> Brief: Print out all of the data below, keeping it identical to the original.

> Provided records:
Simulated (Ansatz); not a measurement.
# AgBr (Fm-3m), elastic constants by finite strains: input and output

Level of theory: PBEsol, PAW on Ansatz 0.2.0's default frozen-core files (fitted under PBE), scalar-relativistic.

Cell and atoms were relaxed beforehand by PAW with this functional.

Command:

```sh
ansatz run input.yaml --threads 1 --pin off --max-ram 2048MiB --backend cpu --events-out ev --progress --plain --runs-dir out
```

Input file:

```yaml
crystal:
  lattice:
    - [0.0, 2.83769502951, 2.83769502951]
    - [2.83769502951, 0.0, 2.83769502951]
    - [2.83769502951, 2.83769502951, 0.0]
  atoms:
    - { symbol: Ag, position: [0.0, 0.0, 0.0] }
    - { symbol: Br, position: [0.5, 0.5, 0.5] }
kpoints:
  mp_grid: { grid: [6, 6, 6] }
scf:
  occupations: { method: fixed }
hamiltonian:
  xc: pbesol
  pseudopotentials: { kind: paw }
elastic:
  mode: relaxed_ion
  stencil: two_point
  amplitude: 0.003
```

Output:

> Problem solution:
Simulated (Ansatz); not a measurement.
# AgBr (Fm-3m), elastic constants by finite strains: input and output

Level of theory: PBEsol, PAW on Ansatz 0.2.0's default frozen-core files (fitted under PBE), scalar-relativistic.

Cell and atoms were relaxed beforehand by PAW with this functional.

Command:

```sh
ansatz run input.yaml --threads 1 --pin off --max-ram 2048MiB --backend cpu --events-out ev --progress --plain --runs-dir out
```

Input file:

```yaml
crystal:
  lattice:
    - [0.0, 2.83769502951, 2.83769502951]
    - [2.83769502951, 0.0, 2.83769502951]
    - [2.83769502951, 2.83769502951, 0.0]
  atoms:
    - { symbol: Ag, position: [0.0, 0.0, 0.0] }
    - { symbol: Br, position: [0.5, 0.5, 0.5] }
kpoints:
  mp_grid: { grid: [6, 6, 6] }
scf:
  occupations: { method: fixed }
hamiltonian:
  xc: pbesol
  pseudopotentials: { kind: paw }
elastic:
  mode: relaxed_ion
  stencil: two_point
  amplitude: 0.003
```

Output:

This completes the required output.